> [Action item]: Retype the listing in full. Change nothing.

> [Entries shown]:
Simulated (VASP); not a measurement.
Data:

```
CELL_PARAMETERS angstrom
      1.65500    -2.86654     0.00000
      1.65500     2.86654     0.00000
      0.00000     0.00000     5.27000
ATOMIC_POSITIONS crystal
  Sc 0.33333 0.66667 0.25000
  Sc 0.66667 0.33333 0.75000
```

> [Solution]:
Simulated (VASP); not a measurement.
Data:

```
CELL_PARAMETERS angstrom
      1.65500    -2.86654     0.00000
      1.65500     2.86654     0.00000
      0.00000     0.00000     5.27000
ATOMIC_POSITIONS crystal
  Sc 0.33333 0.66667 0.25000
  Sc 0.66667 0.33333 0.75000
```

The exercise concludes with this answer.